Start of Block
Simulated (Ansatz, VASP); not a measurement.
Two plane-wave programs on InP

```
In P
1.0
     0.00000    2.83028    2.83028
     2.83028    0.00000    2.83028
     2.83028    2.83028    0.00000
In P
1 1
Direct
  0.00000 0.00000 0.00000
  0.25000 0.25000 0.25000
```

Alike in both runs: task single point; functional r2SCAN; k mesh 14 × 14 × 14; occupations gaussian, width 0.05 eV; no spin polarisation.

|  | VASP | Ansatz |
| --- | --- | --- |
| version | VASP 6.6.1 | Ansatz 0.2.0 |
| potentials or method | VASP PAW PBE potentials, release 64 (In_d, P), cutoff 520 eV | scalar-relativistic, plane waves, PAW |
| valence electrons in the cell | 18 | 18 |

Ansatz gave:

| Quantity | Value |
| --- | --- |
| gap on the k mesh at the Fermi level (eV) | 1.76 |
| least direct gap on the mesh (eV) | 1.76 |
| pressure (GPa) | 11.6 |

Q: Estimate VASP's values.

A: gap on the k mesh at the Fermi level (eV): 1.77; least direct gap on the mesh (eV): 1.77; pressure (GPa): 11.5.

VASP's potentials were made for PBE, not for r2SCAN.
End of Block

Please retype the listing word for word, from its first line through the line containing "A: gap on the", and add nothing else.

■ **Exercise output**:
Simulated (Ansatz, VASP); not a measurement.
Two plane-wave programs on InP

```
In P
1.0
     0.00000    2.83028    2.83028
     2.83028    0.00000    2.83028
     2.83028    2.83028    0.00000
In P
1 1
Direct
  0.00000 0.00000 0.00000
  0.25000 0.25000 0.25000
```

Alike in both runs: task single point; functional r2SCAN; k mesh 14 × 14 × 14; occupations gaussian, width 0.05 eV; no spin polarisation.

|  | VASP | Ansatz |
| --- | --- | --- |
| version | VASP 6.6.1 | Ansatz 0.2.0 |
| potentials or method | VASP PAW PBE potentials, release 64 (In_d, P), cutoff 520 eV | scalar-relativistic, plane waves, PAW |
| valence electrons in the cell | 18 | 18 |

Ansatz gave:

| Quantity | Value |
| --- | --- |
| gap on the k mesh at the Fermi level (eV) | 1.76 |
| least direct gap on the mesh (eV) | 1.76 |
| pressure (GPa) | 11.6 |

Q: Estimate VASP's values.

A: gap on the k mesh at the Fermi level (eV): 1.77; least direct gap on the mesh (eV): 1.77; pressure (GPa): 11.5.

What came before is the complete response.